→ WORK ORDER:
Repeat each entry in the listing word for word.

Start of GIVEN ENTRIES
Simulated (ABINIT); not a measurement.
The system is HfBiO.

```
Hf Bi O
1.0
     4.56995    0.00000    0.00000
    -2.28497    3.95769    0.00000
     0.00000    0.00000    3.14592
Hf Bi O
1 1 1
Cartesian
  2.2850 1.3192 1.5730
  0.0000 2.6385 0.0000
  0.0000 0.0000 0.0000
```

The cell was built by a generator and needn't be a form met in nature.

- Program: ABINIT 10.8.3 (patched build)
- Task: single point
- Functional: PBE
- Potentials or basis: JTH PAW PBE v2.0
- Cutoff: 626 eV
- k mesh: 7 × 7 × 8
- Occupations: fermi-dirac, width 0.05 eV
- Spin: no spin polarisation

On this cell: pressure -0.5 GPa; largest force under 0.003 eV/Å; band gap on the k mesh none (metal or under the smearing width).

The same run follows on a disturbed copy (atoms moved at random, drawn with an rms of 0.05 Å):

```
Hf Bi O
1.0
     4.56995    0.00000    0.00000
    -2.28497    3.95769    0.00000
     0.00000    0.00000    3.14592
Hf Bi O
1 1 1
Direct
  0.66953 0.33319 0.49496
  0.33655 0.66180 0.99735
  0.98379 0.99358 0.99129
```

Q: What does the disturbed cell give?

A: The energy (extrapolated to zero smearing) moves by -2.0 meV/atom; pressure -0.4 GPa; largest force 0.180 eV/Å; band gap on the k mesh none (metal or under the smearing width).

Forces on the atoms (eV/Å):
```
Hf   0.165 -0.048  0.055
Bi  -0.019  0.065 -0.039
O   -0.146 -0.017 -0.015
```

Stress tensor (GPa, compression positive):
End of GIVEN ENTRIES

→ RESPONSE:
Simulated (ABINIT); not a measurement.
The system is HfBiO.

```
Hf Bi O
1.0
     4.56995    0.00000    0.00000
    -2.28497    3.95769    0.00000
     0.00000    0.00000    3.14592
Hf Bi O
1 1 1
Cartesian
  2.2850 1.3192 1.5730
  0.0000 2.6385 0.0000
  0.0000 0.0000 0.0000
```

The cell was built by a generator and needn't be a form met in nature.

- Program: ABINIT 10.8.3 (patched build)
- Task: single point
- Functional: PBE
- Potentials or basis: JTH PAW PBE v2.0
- Cutoff: 626 eV
- k mesh: 7 × 7 × 8
- Occupations: fermi-dirac, width 0.05 eV
- Spin: no spin polarisation

On this cell: pressure -0.5 GPa; largest force under 0.003 eV/Å; band gap on the k mesh none (metal or under the smearing width).

The same run follows on a disturbed copy (atoms moved at random, drawn with an rms of 0.05 Å):

```
Hf Bi O
1.0
     4.56995    0.00000    0.00000
    -2.28497    3.95769    0.00000
     0.00000    0.00000    3.14592
Hf Bi O
1 1 1
Direct
  0.66953 0.33319 0.49496
  0.33655 0.66180 0.99735
  0.98379 0.99358 0.99129
```

Q: What does the disturbed cell give?

A: The energy (extrapolated to zero smearing) moves by -2.0 meV/atom; pressure -0.4 GPa; largest force 0.180 eV/Å; band gap on the k mesh none (metal or under the smearing width).

Forces on the atoms (eV/Å):
```
Hf   0.165 -0.048  0.055
Bi  -0.019  0.065 -0.039
O   -0.146 -0.017 -0.015
```

Stress tensor (GPa, compression positive):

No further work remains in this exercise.